INFORMATION GIVEN:
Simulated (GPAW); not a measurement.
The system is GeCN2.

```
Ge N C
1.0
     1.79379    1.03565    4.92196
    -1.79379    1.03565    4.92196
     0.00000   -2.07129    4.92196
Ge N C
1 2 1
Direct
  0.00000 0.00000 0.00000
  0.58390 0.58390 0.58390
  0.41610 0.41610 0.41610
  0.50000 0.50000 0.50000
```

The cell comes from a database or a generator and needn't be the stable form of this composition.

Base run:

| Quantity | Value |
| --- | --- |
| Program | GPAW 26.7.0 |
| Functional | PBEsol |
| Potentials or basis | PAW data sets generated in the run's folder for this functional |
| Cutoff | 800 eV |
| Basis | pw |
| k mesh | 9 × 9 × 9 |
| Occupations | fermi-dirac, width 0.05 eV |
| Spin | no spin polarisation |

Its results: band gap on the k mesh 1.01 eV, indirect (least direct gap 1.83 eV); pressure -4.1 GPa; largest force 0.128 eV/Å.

WORK REQUEST:
Type out the whole of the data again, exactly as shown.

WRITTEN SOLUTION:
Simulated (GPAW); not a measurement.
The system is GeCN2.

```
Ge N C
1.0
     1.79379    1.03565    4.92196
    -1.79379    1.03565    4.92196
     0.00000   -2.07129    4.92196
Ge N C
1 2 1
Direct
  0.00000 0.00000 0.00000
  0.58390 0.58390 0.58390
  0.41610 0.41610 0.41610
  0.50000 0.50000 0.50000
```

The cell comes from a database or a generator and needn't be the stable form of this composition.

Base run:

| Quantity | Value |
| --- | --- |
| Program | GPAW 26.7.0 |
| Functional | PBEsol |
| Potentials or basis | PAW data sets generated in the run's folder for this functional |
| Cutoff | 800 eV |
| Basis | pw |
| k mesh | 9 × 9 × 9 |
| Occupations | fermi-dirac, width 0.05 eV |
| Spin | no spin polarisation |

Its results: band gap on the k mesh 1.01 eV, indirect (least direct gap 1.83 eV); pressure -4.1 GPa; largest force 0.128 eV/Å.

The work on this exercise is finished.